(INFORMATION SHOWN)
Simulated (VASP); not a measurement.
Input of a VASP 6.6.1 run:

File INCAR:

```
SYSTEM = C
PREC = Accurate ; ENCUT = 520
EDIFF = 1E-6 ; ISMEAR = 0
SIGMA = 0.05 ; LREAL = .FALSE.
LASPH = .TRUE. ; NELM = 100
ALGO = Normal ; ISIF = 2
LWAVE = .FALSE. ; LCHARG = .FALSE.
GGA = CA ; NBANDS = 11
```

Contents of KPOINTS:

(WORK TASK)
Write the data out once more. Keep every word the same.

(ANSWER SECTION)
Simulated (VASP); not a measurement.
Input of a VASP 6.6.1 run:

File INCAR:

```
SYSTEM = C
PREC = Accurate ; ENCUT = 520
EDIFF = 1E-6 ; ISMEAR = 0
SIGMA = 0.05 ; LREAL = .FALSE.
LASPH = .TRUE. ; NELM = 100
ALGO = Normal ; ISIF = 2
LWAVE = .FALSE. ; LCHARG = .FALSE.
GGA = CA ; NBANDS = 11
```

Contents of KPOINTS:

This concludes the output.